### Given data
- - -

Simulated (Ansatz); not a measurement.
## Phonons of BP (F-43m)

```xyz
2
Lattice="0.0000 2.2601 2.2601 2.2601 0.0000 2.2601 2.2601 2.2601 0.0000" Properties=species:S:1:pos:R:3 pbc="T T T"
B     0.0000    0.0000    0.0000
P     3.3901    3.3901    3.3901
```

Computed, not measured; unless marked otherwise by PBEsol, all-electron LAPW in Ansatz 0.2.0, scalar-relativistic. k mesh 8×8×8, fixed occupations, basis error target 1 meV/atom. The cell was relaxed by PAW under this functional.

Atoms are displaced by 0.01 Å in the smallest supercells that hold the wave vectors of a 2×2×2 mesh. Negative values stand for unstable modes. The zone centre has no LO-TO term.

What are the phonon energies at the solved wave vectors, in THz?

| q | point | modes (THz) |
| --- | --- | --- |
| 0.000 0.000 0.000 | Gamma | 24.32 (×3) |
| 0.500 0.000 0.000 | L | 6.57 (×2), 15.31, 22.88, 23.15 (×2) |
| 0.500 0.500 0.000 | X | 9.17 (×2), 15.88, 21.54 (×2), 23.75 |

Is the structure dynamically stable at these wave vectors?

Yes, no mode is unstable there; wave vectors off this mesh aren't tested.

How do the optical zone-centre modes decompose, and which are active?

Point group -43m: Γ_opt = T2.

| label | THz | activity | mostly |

- - -

No line may be altered or left out when the data is written out.

Simulated (Ansatz); not a measurement.
## Phonons of BP (F-43m)

```xyz
2
Lattice="0.0000 2.2601 2.2601 2.2601 0.0000 2.2601 2.2601 2.2601 0.0000" Properties=species:S:1:pos:R:3 pbc="T T T"
B     0.0000    0.0000    0.0000
P     3.3901    3.3901    3.3901
```

Computed, not measured; unless marked otherwise by PBEsol, all-electron LAPW in Ansatz 0.2.0, scalar-relativistic. k mesh 8×8×8, fixed occupations, basis error target 1 meV/atom. The cell was relaxed by PAW under this functional.

Atoms are displaced by 0.01 Å in the smallest supercells that hold the wave vectors of a 2×2×2 mesh. Negative values stand for unstable modes. The zone centre has no LO-TO term.

What are the phonon energies at the solved wave vectors, in THz?

| q | point | modes (THz) |
| --- | --- | --- |
| 0.000 0.000 0.000 | Gamma | 24.32 (×3) |
| 0.500 0.000 0.000 | L | 6.57 (×2), 15.31, 22.88, 23.15 (×2) |
| 0.500 0.500 0.000 | X | 9.17 (×2), 15.88, 21.54 (×2), 23.75 |

Is the structure dynamically stable at these wave vectors?

Yes, no mode is unstable there; wave vectors off this mesh aren't tested.

How do the optical zone-centre modes decompose, and which are active?

Point group -43m: Γ_opt = T2.

| label | THz | activity | mostly |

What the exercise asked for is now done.